▶ Supplied records:
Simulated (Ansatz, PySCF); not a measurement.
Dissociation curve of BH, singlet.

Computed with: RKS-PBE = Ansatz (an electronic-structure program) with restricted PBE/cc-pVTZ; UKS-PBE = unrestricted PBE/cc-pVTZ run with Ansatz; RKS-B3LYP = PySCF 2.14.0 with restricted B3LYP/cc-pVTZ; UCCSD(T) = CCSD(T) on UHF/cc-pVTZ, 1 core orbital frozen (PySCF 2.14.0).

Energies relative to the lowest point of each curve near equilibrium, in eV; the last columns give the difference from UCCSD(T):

▶ Work item:
What is needed is an exact copy of all the records.

▶ Solution:
Simulated (Ansatz, PySCF); not a measurement.
Dissociation curve of BH, singlet.

Computed with: RKS-PBE = Ansatz (an electronic-structure program) with restricted PBE/cc-pVTZ; UKS-PBE = unrestricted PBE/cc-pVTZ run with Ansatz; RKS-B3LYP = PySCF 2.14.0 with restricted B3LYP/cc-pVTZ; UCCSD(T) = CCSD(T) on UHF/cc-pVTZ, 1 core orbital frozen (PySCF 2.14.0).

Energies relative to the lowest point of each curve near equilibrium, in eV; the last columns give the difference from UCCSD(T):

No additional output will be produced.